■ WORK ITEM:
Reproduce the data below line by line, from its first line to the line with "Task: Estimate the wall time of this run.", both included, and nothing past that point.

*** Opening of EXTRACTED MATERIAL ***
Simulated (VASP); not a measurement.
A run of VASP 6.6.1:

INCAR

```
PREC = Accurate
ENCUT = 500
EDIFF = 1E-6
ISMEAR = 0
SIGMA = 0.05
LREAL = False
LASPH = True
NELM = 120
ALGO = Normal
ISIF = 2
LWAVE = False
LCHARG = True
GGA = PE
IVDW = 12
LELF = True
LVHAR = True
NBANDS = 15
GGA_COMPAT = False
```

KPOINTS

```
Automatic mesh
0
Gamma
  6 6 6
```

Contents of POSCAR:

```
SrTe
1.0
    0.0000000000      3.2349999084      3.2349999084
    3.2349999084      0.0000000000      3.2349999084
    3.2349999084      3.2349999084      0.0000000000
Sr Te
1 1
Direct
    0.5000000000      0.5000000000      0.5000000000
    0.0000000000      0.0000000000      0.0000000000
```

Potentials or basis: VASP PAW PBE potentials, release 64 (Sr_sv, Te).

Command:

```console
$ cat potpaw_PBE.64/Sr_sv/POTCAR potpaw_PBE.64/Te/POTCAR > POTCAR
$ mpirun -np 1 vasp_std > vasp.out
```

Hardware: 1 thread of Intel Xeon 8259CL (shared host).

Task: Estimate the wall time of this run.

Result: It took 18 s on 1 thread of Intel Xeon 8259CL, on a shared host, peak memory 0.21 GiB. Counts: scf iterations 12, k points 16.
*** Close of EXTRACTED MATERIAL ***

■ PROBLEM SOLUTION:
Simulated (VASP); not a measurement.
A run of VASP 6.6.1:

INCAR

```
PREC = Accurate
ENCUT = 500
EDIFF = 1E-6
ISMEAR = 0
SIGMA = 0.05
LREAL = False
LASPH = True
NELM = 120
ALGO = Normal
ISIF = 2
LWAVE = False
LCHARG = True
GGA = PE
IVDW = 12
LELF = True
LVHAR = True
NBANDS = 15
GGA_COMPAT = False
```

KPOINTS

```
Automatic mesh
0
Gamma
  6 6 6
```

Contents of POSCAR:

```
SrTe
1.0
    0.0000000000      3.2349999084      3.2349999084
    3.2349999084      0.0000000000      3.2349999084
    3.2349999084      3.2349999084      0.0000000000
Sr Te
1 1
Direct
    0.5000000000      0.5000000000      0.5000000000
    0.0000000000      0.0000000000      0.0000000000
```

Potentials or basis: VASP PAW PBE potentials, release 64 (Sr_sv, Te).

Command:

```console
$ cat potpaw_PBE.64/Sr_sv/POTCAR potpaw_PBE.64/Te/POTCAR > POTCAR
$ mpirun -np 1 vasp_std > vasp.out
```

Hardware: 1 thread of Intel Xeon 8259CL (shared host).

Task: Estimate the wall time of this run.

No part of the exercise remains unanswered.